§ **Brief**:
Exactly the lines from the start of the data below through the line containing "- Shear constants" must be returned, and no others.

--- Supplied material Enclosed Below ---

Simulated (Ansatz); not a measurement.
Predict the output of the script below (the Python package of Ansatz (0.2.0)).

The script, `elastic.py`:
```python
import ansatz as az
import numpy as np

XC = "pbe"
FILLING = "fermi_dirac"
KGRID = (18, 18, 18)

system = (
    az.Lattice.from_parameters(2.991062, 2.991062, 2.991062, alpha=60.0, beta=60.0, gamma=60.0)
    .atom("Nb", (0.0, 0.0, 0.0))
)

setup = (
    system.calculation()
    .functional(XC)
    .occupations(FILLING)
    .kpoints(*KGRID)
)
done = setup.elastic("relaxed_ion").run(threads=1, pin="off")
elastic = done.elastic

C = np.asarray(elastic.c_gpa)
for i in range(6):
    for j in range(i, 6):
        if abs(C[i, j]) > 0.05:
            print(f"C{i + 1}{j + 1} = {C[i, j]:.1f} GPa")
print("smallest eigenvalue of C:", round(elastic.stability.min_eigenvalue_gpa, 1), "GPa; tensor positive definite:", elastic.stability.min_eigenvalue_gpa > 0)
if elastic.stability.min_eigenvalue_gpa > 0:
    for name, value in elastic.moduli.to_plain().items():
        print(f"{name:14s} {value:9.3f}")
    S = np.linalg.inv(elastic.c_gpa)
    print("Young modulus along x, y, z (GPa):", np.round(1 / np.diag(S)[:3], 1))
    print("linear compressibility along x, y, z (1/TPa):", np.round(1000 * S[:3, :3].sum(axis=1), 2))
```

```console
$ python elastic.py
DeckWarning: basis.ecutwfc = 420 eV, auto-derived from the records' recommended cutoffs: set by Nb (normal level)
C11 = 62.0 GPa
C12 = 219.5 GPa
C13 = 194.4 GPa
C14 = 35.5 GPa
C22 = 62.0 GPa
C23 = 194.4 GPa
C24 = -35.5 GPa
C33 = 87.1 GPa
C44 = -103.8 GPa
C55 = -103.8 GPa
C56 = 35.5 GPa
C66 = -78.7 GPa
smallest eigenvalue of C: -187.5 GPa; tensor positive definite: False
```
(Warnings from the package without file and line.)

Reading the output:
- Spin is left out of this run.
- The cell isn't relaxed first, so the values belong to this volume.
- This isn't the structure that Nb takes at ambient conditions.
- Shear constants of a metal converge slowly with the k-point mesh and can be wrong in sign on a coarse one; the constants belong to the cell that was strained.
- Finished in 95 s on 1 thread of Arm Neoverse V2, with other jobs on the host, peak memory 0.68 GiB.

--- End of Enclosed Supplied material ---

§ **Written response**:
Simulated (Ansatz); not a measurement.
Predict the output of the script below (the Python package of Ansatz (0.2.0)).

The script, `elastic.py`:
```python
import ansatz as az
import numpy as np

XC = "pbe"
FILLING = "fermi_dirac"
KGRID = (18, 18, 18)

system = (
    az.Lattice.from_parameters(2.991062, 2.991062, 2.991062, alpha=60.0, beta=60.0, gamma=60.0)
    .atom("Nb", (0.0, 0.0, 0.0))
)

setup = (
    system.calculation()
    .functional(XC)
    .occupations(FILLING)
    .kpoints(*KGRID)
)
done = setup.elastic("relaxed_ion").run(threads=1, pin="off")
elastic = done.elastic

C = np.asarray(elastic.c_gpa)
for i in range(6):
    for j in range(i, 6):
        if abs(C[i, j]) > 0.05:
            print(f"C{i + 1}{j + 1} = {C[i, j]:.1f} GPa")
print("smallest eigenvalue of C:", round(elastic.stability.min_eigenvalue_gpa, 1), "GPa; tensor positive definite:", elastic.stability.min_eigenvalue_gpa > 0)
if elastic.stability.min_eigenvalue_gpa > 0:
    for name, value in elastic.moduli.to_plain().items():
        print(f"{name:14s} {value:9.3f}")
    S = np.linalg.inv(elastic.c_gpa)
    print("Young modulus along x, y, z (GPa):", np.round(1 / np.diag(S)[:3], 1))
    print("linear compressibility along x, y, z (1/TPa):", np.round(1000 * S[:3, :3].sum(axis=1), 2))
```

```console
$ python elastic.py
DeckWarning: basis.ecutwfc = 420 eV, auto-derived from the records' recommended cutoffs: set by Nb (normal level)
C11 = 62.0 GPa
C12 = 219.5 GPa
C13 = 194.4 GPa
C14 = 35.5 GPa
C22 = 62.0 GPa
C23 = 194.4 GPa
C24 = -35.5 GPa
C33 = 87.1 GPa
C44 = -103.8 GPa
C55 = -103.8 GPa
C56 = 35.5 GPa
C66 = -78.7 GPa
smallest eigenvalue of C: -187.5 GPa; tensor positive definite: False
```
(Warnings from the package without file and line.)

Reading the output:
- Spin is left out of this run.
- The cell isn't relaxed first, so the values belong to this volume.
- This isn't the structure that Nb takes at ambient conditions.
- Shear constants of a metal converge slowly with the k-point mesh and can be wrong in sign on a coarse one; the constants belong to the cell that was strained.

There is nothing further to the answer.